→ **Work instruction**
Below are some records; each one is to be set down again exactly.

┌──

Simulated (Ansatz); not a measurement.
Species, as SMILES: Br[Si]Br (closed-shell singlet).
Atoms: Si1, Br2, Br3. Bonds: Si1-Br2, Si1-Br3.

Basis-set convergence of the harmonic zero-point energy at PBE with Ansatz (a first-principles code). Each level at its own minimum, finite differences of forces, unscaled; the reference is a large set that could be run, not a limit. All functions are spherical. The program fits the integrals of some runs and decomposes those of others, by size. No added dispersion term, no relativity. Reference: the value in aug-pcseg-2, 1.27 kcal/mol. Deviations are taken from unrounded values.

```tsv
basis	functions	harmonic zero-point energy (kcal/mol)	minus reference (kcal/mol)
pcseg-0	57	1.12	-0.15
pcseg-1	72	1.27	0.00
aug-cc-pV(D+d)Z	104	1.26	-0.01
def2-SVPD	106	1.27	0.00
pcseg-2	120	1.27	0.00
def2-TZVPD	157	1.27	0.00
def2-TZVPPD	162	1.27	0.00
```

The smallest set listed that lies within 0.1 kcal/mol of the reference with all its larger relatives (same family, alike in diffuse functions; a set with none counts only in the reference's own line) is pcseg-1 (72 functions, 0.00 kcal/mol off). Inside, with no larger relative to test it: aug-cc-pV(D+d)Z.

└──

→ **Exercise result**
Simulated (Ansatz); not a measurement.
Species, as SMILES: Br[Si]Br (closed-shell singlet).
Atoms: Si1, Br2, Br3. Bonds: Si1-Br2, Si1-Br3.

Basis-set convergence of the harmonic zero-point energy at PBE with Ansatz (a first-principles code). Each level at its own minimum, finite differences of forces, unscaled; the reference is a large set that could be run, not a limit. All functions are spherical. The program fits the integrals of some runs and decomposes those of others, by size. No added dispersion term, no relativity. Reference: the value in aug-pcseg-2, 1.27 kcal/mol. Deviations are taken from unrounded values.

```tsv
basis	functions	harmonic zero-point energy (kcal/mol)	minus reference (kcal/mol)
pcseg-0	57	1.12	-0.15
pcseg-1	72	1.27	0.00
aug-cc-pV(D+d)Z	104	1.26	-0.01
def2-SVPD	106	1.27	0.00
pcseg-2	120	1.27	0.00
def2-TZVPD	157	1.27	0.00
def2-TZVPPD	162	1.27	0.00
```

The smallest set listed that lies within 0.1 kcal/mol of the reference with all its larger relatives (same family, alike in diffuse functions; a set with none counts only in the reference's own line) is pcseg-1 (72 functions, 0.00 kcal/mol off). Inside, with no larger relative to test it: aug-cc-pV(D+d)Z.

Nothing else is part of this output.